PROVIDED MATERIAL
--
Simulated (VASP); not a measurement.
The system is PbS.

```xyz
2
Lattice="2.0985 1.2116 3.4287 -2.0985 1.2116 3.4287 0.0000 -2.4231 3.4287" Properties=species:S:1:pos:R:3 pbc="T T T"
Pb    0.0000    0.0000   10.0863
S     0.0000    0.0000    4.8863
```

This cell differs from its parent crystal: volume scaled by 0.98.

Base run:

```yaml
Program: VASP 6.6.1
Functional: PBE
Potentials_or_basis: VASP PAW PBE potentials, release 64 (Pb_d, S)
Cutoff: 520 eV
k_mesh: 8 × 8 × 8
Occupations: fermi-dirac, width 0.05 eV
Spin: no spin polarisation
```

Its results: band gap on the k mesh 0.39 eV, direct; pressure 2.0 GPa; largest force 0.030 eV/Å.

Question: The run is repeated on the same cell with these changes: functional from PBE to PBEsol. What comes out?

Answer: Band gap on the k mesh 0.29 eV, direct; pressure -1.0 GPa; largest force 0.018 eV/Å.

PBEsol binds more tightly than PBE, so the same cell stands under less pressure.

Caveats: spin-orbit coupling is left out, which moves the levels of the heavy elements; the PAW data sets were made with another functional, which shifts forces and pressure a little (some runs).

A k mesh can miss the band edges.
--

REQUIREMENT
Your answer should be the records above, set down exactly.

YOUR SOLUTION
Simulated (VASP); not a measurement.
The system is PbS.

```xyz
2
Lattice="2.0985 1.2116 3.4287 -2.0985 1.2116 3.4287 0.0000 -2.4231 3.4287" Properties=species:S:1:pos:R:3 pbc="T T T"
Pb    0.0000    0.0000   10.0863
S     0.0000    0.0000    4.8863
```

This cell differs from its parent crystal: volume scaled by 0.98.

Base run:

```yaml
Program: VASP 6.6.1
Functional: PBE
Potentials_or_basis: VASP PAW PBE potentials, release 64 (Pb_d, S)
Cutoff: 520 eV
k_mesh: 8 × 8 × 8
Occupations: fermi-dirac, width 0.05 eV
Spin: no spin polarisation
```

Its results: band gap on the k mesh 0.39 eV, direct; pressure 2.0 GPa; largest force 0.030 eV/Å.

Question: The run is repeated on the same cell with these changes: functional from PBE to PBEsol. What comes out?

Answer: Band gap on the k mesh 0.29 eV, direct; pressure -1.0 GPa; largest force 0.018 eV/Å.

PBEsol binds more tightly than PBE, so the same cell stands under less pressure.

Caveats: spin-orbit coupling is left out, which moves the levels of the heavy elements; the PAW data sets were made with another functional, which shifts forces and pressure a little (some runs).

A k mesh can miss the band edges.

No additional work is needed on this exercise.